Work request: Copy the entries that follow, exactly and completely.

═══ Information

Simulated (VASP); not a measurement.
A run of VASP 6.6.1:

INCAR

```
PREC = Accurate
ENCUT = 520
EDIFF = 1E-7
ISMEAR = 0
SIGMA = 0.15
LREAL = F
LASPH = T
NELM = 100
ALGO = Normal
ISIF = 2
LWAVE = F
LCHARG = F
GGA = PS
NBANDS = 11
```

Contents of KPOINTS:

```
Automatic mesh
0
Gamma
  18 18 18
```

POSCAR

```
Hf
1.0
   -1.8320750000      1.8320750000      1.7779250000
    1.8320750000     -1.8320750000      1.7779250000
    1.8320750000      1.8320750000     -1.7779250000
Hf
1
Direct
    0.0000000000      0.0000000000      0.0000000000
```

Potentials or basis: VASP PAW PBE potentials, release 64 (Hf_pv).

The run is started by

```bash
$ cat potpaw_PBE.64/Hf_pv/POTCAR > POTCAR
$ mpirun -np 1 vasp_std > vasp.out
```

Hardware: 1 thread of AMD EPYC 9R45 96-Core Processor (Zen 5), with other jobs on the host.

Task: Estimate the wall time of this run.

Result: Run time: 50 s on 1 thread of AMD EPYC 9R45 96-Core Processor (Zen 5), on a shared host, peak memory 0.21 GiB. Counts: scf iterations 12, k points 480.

══════

Exercise solution:
Simulated (VASP); not a measurement.
A run of VASP 6.6.1:

INCAR

```
PREC = Accurate
ENCUT = 520
EDIFF = 1E-7
ISMEAR = 0
SIGMA = 0.15
LREAL = F
LASPH = T
NELM = 100
ALGO = Normal
ISIF = 2
LWAVE = F
LCHARG = F
GGA = PS
NBANDS = 11
```

Contents of KPOINTS:

```
Automatic mesh
0
Gamma
  18 18 18
```

POSCAR

```
Hf
1.0
   -1.8320750000      1.8320750000      1.7779250000
    1.8320750000     -1.8320750000      1.7779250000
    1.8320750000      1.8320750000     -1.7779250000
Hf
1
Direct
    0.0000000000      0.0000000000      0.0000000000
```

Potentials or basis: VASP PAW PBE potentials, release 64 (Hf_pv).

The run is started by

```bash
$ cat potpaw_PBE.64/Hf_pv/POTCAR > POTCAR
$ mpirun -np 1 vasp_std > vasp.out
```

Hardware: 1 thread of AMD EPYC 9R45 96-Core Processor (Zen 5), with other jobs on the host.

Task: Estimate the wall time of this run.

Result: Run time: 50 s on 1 thread of AMD EPYC 9R45 96-Core Processor (Zen 5), on a shared host, peak memory 0.21 GiB. Counts: scf iterations 12, k points 480.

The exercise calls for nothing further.